| Extracted records |
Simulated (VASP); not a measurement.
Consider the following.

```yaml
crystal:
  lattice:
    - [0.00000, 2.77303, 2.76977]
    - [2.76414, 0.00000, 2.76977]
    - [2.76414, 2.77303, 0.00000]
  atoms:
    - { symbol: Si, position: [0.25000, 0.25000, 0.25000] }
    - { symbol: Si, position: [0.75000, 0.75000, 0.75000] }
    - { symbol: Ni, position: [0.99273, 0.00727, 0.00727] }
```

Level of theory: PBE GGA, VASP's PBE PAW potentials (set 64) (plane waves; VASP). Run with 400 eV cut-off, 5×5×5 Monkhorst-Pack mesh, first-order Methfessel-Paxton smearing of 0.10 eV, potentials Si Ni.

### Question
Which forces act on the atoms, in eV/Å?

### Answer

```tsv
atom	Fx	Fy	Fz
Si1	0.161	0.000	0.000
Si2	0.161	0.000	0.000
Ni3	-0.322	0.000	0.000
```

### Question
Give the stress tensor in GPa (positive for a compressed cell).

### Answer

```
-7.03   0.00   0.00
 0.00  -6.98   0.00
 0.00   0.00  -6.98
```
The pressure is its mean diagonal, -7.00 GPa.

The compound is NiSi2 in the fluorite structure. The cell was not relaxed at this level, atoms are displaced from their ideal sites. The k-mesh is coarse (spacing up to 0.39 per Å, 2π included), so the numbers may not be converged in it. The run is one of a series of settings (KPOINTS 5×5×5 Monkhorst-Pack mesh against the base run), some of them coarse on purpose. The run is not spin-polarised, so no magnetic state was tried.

| Activity |
Working from the data above, extract solely the lines from the one containing "Give the stress" through the one containing "The pressure is its mean diagonal, -7.00 GPa.", exactly as they appear, both included.

| Exercise solution |
Give the stress tensor in GPa (positive for a compressed cell).

### Answer

```
-7.03   0.00   0.00
 0.00  -6.98   0.00
 0.00   0.00  -6.98
```
The pressure is its mean diagonal, -7.00 GPa.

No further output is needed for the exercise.